The response must be a precise copy of the records that follow.

**Given records**
________
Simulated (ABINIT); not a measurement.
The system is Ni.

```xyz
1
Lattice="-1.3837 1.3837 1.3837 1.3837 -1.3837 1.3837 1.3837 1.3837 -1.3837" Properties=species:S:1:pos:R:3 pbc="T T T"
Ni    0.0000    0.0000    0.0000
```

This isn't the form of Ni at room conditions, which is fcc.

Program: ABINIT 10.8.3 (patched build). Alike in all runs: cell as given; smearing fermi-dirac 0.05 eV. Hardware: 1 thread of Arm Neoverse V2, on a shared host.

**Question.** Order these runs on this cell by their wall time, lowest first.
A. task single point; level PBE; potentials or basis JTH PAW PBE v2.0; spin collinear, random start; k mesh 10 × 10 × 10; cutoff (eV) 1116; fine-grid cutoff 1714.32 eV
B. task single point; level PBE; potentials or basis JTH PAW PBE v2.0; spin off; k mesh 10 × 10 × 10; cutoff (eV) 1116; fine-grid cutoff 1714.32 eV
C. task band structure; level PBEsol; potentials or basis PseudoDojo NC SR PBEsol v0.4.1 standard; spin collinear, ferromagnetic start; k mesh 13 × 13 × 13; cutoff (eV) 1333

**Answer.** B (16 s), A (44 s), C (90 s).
________

**Response**
Simulated (ABINIT); not a measurement.
The system is Ni.

```xyz
1
Lattice="-1.3837 1.3837 1.3837 1.3837 -1.3837 1.3837 1.3837 1.3837 -1.3837" Properties=species:S:1:pos:R:3 pbc="T T T"
Ni    0.0000    0.0000    0.0000
```

This isn't the form of Ni at room conditions, which is fcc.

Program: ABINIT 10.8.3 (patched build). Alike in all runs: cell as given; smearing fermi-dirac 0.05 eV. Hardware: 1 thread of Arm Neoverse V2, on a shared host.

**Question.** Order these runs on this cell by their wall time, lowest first.
A. task single point; level PBE; potentials or basis JTH PAW PBE v2.0; spin collinear, random start; k mesh 10 × 10 × 10; cutoff (eV) 1116; fine-grid cutoff 1714.32 eV
B. task single point; level PBE; potentials or basis JTH PAW PBE v2.0; spin off; k mesh 10 × 10 × 10; cutoff (eV) 1116; fine-grid cutoff 1714.32 eV
C. task band structure; level PBEsol; potentials or basis PseudoDojo NC SR PBEsol v0.4.1 standard; spin collinear, ferromagnetic start; k mesh 13 × 13 × 13; cutoff (eV) 1333

**Answer.** B (16 s), A (44 s), C (90 s).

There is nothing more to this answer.